▶ _Required action_
Could you output the entire listing without altering anything?

▶ _Extracted information_
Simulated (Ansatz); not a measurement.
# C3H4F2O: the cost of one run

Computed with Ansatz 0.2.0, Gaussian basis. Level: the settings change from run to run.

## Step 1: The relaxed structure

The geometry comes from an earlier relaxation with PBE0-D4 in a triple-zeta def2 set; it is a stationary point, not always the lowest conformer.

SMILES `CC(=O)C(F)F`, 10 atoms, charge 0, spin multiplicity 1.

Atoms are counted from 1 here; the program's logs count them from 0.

▶ _Exercise response_
Simulated (Ansatz); not a measurement.
# C3H4F2O: the cost of one run

Computed with Ansatz 0.2.0, Gaussian basis. Level: the settings change from run to run.

## Step 1: The relaxed structure

The geometry comes from an earlier relaxation with PBE0-D4 in a triple-zeta def2 set; it is a stationary point, not always the lowest conformer.

SMILES `CC(=O)C(F)F`, 10 atoms, charge 0, spin multiplicity 1.

Atoms are counted from 1 here; the program's logs count them from 0.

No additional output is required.